> WORK TASK
Reproduce only the top of the records, down to and including the line containing "# Fermi-level pinning".

────────────────────
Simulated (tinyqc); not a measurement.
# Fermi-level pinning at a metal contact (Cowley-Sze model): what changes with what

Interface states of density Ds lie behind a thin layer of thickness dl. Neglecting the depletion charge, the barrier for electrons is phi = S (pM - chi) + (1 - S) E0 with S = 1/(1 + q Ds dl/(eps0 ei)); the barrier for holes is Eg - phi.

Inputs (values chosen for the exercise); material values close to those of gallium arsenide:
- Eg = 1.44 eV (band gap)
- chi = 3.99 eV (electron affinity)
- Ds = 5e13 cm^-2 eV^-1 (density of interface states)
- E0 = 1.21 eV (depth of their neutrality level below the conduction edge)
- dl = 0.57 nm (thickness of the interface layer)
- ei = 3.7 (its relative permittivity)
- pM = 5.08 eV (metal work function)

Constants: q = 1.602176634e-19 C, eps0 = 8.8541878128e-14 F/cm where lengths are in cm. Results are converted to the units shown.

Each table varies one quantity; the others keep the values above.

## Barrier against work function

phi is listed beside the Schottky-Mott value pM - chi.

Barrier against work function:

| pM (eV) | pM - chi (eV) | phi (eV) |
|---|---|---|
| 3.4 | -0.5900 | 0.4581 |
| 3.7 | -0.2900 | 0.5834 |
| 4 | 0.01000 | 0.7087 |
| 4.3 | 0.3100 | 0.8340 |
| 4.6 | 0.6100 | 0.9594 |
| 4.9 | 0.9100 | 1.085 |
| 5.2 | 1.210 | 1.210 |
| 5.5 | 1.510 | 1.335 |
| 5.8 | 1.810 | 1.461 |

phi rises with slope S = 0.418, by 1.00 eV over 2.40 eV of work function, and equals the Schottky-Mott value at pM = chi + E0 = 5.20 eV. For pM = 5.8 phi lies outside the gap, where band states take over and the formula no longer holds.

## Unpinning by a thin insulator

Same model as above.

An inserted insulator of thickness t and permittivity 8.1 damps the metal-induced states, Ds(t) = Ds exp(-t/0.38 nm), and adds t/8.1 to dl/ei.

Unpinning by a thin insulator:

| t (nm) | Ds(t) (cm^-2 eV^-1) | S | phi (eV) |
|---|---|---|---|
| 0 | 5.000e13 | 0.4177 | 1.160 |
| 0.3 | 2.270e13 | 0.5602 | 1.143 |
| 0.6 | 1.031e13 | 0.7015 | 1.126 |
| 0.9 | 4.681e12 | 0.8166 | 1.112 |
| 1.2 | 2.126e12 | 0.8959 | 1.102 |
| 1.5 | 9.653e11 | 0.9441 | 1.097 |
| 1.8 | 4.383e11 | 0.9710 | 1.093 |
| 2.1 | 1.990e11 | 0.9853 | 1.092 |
────────────────────

> RESPONSE AREA
Simulated (tinyqc); not a measurement.
# Fermi-level pinning at a metal contact (Cowley-Sze model): what changes with what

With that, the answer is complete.